(Dataset extract Opens)
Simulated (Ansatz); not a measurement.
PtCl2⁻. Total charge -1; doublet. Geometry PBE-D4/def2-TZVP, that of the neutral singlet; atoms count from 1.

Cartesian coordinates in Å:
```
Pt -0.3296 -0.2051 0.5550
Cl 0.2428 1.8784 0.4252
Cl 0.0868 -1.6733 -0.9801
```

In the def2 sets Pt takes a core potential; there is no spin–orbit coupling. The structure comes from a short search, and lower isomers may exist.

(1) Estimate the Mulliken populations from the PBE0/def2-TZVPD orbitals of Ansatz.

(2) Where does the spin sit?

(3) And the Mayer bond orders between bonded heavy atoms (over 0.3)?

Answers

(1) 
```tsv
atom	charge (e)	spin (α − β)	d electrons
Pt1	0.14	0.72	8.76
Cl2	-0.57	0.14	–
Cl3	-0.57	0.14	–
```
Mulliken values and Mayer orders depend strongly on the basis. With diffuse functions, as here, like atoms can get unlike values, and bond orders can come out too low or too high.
(Dataset extract Closes)

Copy out only the lines running from the beginning of the data to the line with "(2) Where does the spin sit?", both ends included.

Simulated (Ansatz); not a measurement.
PtCl2⁻. Total charge -1; doublet. Geometry PBE-D4/def2-TZVP, that of the neutral singlet; atoms count from 1.

Cartesian coordinates in Å:
```
Pt -0.3296 -0.2051 0.5550
Cl 0.2428 1.8784 0.4252
Cl 0.0868 -1.6733 -0.9801
```

In the def2 sets Pt takes a core potential; there is no spin–orbit coupling. The structure comes from a short search, and lower isomers may exist.

(1) Estimate the Mulliken populations from the PBE0/def2-TZVPD orbitals of Ansatz.

(2) Where does the spin sit?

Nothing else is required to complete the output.